→ **Work task**
Transcribe word for word the lines below from the line with "# RuC216 (a" through the line with "### Step 1. The cell of the first run", ends included.

→ **Provided records**
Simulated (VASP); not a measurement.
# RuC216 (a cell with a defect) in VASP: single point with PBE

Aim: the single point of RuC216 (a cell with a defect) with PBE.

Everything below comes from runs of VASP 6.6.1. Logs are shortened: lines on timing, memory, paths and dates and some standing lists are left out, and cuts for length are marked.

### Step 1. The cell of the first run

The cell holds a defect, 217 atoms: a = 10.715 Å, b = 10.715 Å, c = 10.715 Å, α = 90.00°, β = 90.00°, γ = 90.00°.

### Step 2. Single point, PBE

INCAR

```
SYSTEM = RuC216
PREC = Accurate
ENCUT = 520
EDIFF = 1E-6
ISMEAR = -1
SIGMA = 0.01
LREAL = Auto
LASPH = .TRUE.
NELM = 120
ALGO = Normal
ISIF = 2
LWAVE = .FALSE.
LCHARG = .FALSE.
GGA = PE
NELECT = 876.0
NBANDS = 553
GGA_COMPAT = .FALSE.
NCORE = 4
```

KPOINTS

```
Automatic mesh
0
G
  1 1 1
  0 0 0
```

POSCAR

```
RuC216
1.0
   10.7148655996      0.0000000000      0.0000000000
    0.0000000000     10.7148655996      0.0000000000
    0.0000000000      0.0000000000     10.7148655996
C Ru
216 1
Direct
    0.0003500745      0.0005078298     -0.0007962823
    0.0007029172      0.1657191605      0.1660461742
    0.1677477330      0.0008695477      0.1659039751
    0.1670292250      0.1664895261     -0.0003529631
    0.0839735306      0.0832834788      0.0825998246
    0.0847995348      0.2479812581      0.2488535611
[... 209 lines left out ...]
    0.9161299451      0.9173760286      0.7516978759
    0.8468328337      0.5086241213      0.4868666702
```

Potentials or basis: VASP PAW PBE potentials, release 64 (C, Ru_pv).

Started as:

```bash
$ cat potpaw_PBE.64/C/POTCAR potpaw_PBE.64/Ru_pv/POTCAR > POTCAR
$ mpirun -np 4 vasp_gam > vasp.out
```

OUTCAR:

→ **Written answer**
# RuC216 (a cell with a defect) in VASP: single point with PBE

Aim: the single point of RuC216 (a cell with a defect) with PBE.

Everything below comes from runs of VASP 6.6.1. Logs are shortened: lines on timing, memory, paths and dates and some standing lists are left out, and cuts for length are marked.

### Step 1. The cell of the first run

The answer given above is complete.